┌─ Given entries

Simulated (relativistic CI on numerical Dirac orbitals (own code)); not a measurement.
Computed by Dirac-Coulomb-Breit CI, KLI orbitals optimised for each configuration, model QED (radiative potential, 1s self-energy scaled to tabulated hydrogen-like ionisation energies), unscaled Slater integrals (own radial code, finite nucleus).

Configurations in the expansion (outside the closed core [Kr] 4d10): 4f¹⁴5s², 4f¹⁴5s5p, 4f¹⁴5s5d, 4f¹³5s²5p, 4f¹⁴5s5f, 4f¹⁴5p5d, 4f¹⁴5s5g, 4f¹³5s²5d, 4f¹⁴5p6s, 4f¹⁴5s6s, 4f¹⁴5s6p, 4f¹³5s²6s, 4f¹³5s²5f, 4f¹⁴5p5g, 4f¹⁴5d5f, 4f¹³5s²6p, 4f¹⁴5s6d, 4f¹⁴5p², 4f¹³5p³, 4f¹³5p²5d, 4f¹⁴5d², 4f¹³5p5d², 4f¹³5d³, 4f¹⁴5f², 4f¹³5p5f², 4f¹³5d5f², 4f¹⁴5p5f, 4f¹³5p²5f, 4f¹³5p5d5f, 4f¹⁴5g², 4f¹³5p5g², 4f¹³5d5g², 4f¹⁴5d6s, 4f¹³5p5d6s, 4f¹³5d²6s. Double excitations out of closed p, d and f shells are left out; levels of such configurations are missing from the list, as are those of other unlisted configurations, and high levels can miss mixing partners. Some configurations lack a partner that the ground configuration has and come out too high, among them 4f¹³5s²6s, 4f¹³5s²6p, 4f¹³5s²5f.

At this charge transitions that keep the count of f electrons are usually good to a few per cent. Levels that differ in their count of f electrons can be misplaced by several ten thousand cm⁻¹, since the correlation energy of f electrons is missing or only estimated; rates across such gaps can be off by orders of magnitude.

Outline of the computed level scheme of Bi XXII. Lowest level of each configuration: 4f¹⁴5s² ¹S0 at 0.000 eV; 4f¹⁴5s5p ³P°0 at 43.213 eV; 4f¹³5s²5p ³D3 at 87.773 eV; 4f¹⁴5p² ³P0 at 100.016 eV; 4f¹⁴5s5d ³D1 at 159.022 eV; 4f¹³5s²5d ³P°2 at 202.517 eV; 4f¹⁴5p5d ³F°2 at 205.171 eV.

└─

> **Work request**:
Look through the entries above and quote exactly the lines from the line with "Computed by Dirac-Coulomb-Breit" to the line with "At this charge", counting both of those lines.

> **Response box**:
Computed by Dirac-Coulomb-Breit CI, KLI orbitals optimised for each configuration, model QED (radiative potential, 1s self-energy scaled to tabulated hydrogen-like ionisation energies), unscaled Slater integrals (own radial code, finite nucleus).

Configurations in the expansion (outside the closed core [Kr] 4d10): 4f¹⁴5s², 4f¹⁴5s5p, 4f¹⁴5s5d, 4f¹³5s²5p, 4f¹⁴5s5f, 4f¹⁴5p5d, 4f¹⁴5s5g, 4f¹³5s²5d, 4f¹⁴5p6s, 4f¹⁴5s6s, 4f¹⁴5s6p, 4f¹³5s²6s, 4f¹³5s²5f, 4f¹⁴5p5g, 4f¹⁴5d5f, 4f¹³5s²6p, 4f¹⁴5s6d, 4f¹⁴5p², 4f¹³5p³, 4f¹³5p²5d, 4f¹⁴5d², 4f¹³5p5d², 4f¹³5d³, 4f¹⁴5f², 4f¹³5p5f², 4f¹³5d5f², 4f¹⁴5p5f, 4f¹³5p²5f, 4f¹³5p5d5f, 4f¹⁴5g², 4f¹³5p5g², 4f¹³5d5g², 4f¹⁴5d6s, 4f¹³5p5d6s, 4f¹³5d²6s. Double excitations out of closed p, d and f shells are left out; levels of such configurations are missing from the list, as are those of other unlisted configurations, and high levels can miss mixing partners. Some configurations lack a partner that the ground configuration has and come out too high, among them 4f¹³5s²6s, 4f¹³5s²6p, 4f¹³5s²5f.

At this charge transitions that keep the count of f electrons are usually good to a few per cent. Levels that differ in their count of f electrons can be misplaced by several ten thousand cm⁻¹, since the correlation energy of f electrons is missing or only estimated; rates across such gaps can be off by orders of magnitude.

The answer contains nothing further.